§ **EXERCISE**:
The lines from the start of the records through the one containing "Computed with DFT" are to be restated word for word; please include both ends.

(Beginning of LISTED ENTRIES)
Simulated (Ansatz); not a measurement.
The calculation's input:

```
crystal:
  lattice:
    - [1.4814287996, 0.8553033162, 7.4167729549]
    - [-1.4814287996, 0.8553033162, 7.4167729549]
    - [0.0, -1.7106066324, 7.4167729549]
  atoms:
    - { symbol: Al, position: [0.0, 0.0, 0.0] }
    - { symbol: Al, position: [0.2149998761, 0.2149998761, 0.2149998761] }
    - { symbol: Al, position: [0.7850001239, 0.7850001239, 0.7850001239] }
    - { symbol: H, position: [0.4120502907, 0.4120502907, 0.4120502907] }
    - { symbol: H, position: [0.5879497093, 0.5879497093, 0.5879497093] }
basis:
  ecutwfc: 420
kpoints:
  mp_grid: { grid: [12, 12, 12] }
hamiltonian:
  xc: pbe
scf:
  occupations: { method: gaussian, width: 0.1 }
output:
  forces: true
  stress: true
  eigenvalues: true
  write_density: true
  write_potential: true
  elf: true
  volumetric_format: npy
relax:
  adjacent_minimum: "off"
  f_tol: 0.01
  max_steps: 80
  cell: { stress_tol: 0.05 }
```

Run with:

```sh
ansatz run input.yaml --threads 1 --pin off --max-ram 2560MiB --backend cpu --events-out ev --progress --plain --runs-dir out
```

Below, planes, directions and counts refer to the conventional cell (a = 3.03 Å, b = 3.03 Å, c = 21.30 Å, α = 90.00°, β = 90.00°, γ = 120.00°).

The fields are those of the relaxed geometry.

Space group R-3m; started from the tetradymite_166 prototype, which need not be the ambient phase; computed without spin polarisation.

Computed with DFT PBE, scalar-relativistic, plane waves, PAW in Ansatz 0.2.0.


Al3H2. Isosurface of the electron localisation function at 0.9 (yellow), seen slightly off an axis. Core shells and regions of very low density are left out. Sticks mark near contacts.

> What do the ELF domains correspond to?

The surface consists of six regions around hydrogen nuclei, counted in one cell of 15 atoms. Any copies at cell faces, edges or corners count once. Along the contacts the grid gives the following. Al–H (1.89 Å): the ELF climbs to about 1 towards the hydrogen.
(End of LISTED ENTRIES)

§ **RESULT**:
Simulated (Ansatz); not a measurement.
The calculation's input:

```
crystal:
  lattice:
    - [1.4814287996, 0.8553033162, 7.4167729549]
    - [-1.4814287996, 0.8553033162, 7.4167729549]
    - [0.0, -1.7106066324, 7.4167729549]
  atoms:
    - { symbol: Al, position: [0.0, 0.0, 0.0] }
    - { symbol: Al, position: [0.2149998761, 0.2149998761, 0.2149998761] }
    - { symbol: Al, position: [0.7850001239, 0.7850001239, 0.7850001239] }
    - { symbol: H, position: [0.4120502907, 0.4120502907, 0.4120502907] }
    - { symbol: H, position: [0.5879497093, 0.5879497093, 0.5879497093] }
basis:
  ecutwfc: 420
kpoints:
  mp_grid: { grid: [12, 12, 12] }
hamiltonian:
  xc: pbe
scf:
  occupations: { method: gaussian, width: 0.1 }
output:
  forces: true
  stress: true
  eigenvalues: true
  write_density: true
  write_potential: true
  elf: true
  volumetric_format: npy
relax:
  adjacent_minimum: "off"
  f_tol: 0.01
  max_steps: 80
  cell: { stress_tol: 0.05 }
```

Run with:

```sh
ansatz run input.yaml --threads 1 --pin off --max-ram 2560MiB --backend cpu --events-out ev --progress --plain --runs-dir out
```

Below, planes, directions and counts refer to the conventional cell (a = 3.03 Å, b = 3.03 Å, c = 21.30 Å, α = 90.00°, β = 90.00°, γ = 120.00°).

The fields are those of the relaxed geometry.

Space group R-3m; started from the tetradymite_166 prototype, which need not be the ambient phase; computed without spin polarisation.

Computed with DFT PBE, scalar-relativistic, plane waves, PAW in Ansatz 0.2.0.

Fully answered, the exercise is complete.